Extracted material section start

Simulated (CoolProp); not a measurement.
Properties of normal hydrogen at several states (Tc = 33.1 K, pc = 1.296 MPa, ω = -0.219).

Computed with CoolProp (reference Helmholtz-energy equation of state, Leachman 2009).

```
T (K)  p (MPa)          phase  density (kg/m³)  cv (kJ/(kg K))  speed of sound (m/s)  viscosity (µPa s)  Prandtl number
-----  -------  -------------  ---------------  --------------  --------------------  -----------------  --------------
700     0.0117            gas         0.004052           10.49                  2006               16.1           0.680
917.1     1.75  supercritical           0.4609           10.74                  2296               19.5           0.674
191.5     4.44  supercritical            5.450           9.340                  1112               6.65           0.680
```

Extracted material section end

Work request :: The data above should be copied out with complete accuracy.

Your solution ::
Simulated (CoolProp); not a measurement.
Properties of normal hydrogen at several states (Tc = 33.1 K, pc = 1.296 MPa, ω = -0.219).

Computed with CoolProp (reference Helmholtz-energy equation of state, Leachman 2009).

```
T (K)  p (MPa)          phase  density (kg/m³)  cv (kJ/(kg K))  speed of sound (m/s)  viscosity (µPa s)  Prandtl number
-----  -------  -------------  ---------------  --------------  --------------------  -----------------  --------------
700     0.0117            gas         0.004052           10.49                  2006               16.1           0.680
917.1     1.75  supercritical           0.4609           10.74                  2296               19.5           0.674
191.5     4.44  supercritical            5.450           9.340                  1112               6.65           0.680
```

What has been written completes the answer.